• [Brief] Retype all of the data shown below, keeping every character the same.

START Record excerpts
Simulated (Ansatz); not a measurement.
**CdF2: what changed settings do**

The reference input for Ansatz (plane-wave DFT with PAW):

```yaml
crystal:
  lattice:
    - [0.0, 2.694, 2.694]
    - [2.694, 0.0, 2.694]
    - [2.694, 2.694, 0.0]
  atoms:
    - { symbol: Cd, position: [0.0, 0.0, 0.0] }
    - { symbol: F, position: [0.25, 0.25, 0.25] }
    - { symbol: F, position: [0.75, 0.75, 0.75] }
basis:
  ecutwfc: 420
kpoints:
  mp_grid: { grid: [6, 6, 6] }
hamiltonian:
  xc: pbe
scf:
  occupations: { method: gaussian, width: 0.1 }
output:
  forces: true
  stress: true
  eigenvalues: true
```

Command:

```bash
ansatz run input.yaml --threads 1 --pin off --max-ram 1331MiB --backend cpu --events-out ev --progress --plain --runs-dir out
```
END Record excerpts

• [Task answer]
Simulated (Ansatz); not a measurement.
**CdF2: what changed settings do**

The reference input for Ansatz (plane-wave DFT with PAW):

```yaml
crystal:
  lattice:
    - [0.0, 2.694, 2.694]
    - [2.694, 0.0, 2.694]
    - [2.694, 2.694, 0.0]
  atoms:
    - { symbol: Cd, position: [0.0, 0.0, 0.0] }
    - { symbol: F, position: [0.25, 0.25, 0.25] }
    - { symbol: F, position: [0.75, 0.75, 0.75] }
basis:
  ecutwfc: 420
kpoints:
  mp_grid: { grid: [6, 6, 6] }
hamiltonian:
  xc: pbe
scf:
  occupations: { method: gaussian, width: 0.1 }
output:
  forces: true
  stress: true
  eigenvalues: true
```

Command:

```bash
ansatz run input.yaml --threads 1 --pin off --max-ram 1331MiB --backend cpu --events-out ev --progress --plain --runs-dir out
```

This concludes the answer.